** PROVIDED RECORDS follows **
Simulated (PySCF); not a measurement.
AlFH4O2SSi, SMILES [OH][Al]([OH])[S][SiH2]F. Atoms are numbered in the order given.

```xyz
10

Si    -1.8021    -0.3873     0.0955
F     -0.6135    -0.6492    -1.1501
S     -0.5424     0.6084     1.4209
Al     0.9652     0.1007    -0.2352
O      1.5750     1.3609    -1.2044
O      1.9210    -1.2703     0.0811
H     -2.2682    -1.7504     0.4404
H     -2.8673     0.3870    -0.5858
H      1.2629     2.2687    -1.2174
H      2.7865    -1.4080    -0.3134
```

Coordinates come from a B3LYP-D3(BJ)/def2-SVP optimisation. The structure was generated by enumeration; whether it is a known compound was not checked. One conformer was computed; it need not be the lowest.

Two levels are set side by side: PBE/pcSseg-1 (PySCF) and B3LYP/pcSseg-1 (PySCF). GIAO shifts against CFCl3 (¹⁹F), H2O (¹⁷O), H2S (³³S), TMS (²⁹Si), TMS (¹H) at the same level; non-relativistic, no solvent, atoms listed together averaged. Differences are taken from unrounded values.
** End of PROVIDED RECORDS **

[WORK ORDER] For this exercise, set down all of the entries again word for word.

[TASK OUTPUT]
Simulated (PySCF); not a measurement.
AlFH4O2SSi, SMILES [OH][Al]([OH])[S][SiH2]F. Atoms are numbered in the order given.

```xyz
10

Si    -1.8021    -0.3873     0.0955
F     -0.6135    -0.6492    -1.1501
S     -0.5424     0.6084     1.4209
Al     0.9652     0.1007    -0.2352
O      1.5750     1.3609    -1.2044
O      1.9210    -1.2703     0.0811
H     -2.2682    -1.7504     0.4404
H     -2.8673     0.3870    -0.5858
H      1.2629     2.2687    -1.2174
H      2.7865    -1.4080    -0.3134
```

Coordinates come from a B3LYP-D3(BJ)/def2-SVP optimisation. The structure was generated by enumeration; whether it is a known compound was not checked. One conformer was computed; it need not be the lowest.

Two levels are set side by side: PBE/pcSseg-1 (PySCF) and B3LYP/pcSseg-1 (PySCF). GIAO shifts against CFCl3 (¹⁹F), H2O (¹⁷O), H2S (³³S), TMS (²⁹Si), TMS (¹H) at the same level; non-relativistic, no solvent, atoms listed together averaged. Differences are taken from unrounded values.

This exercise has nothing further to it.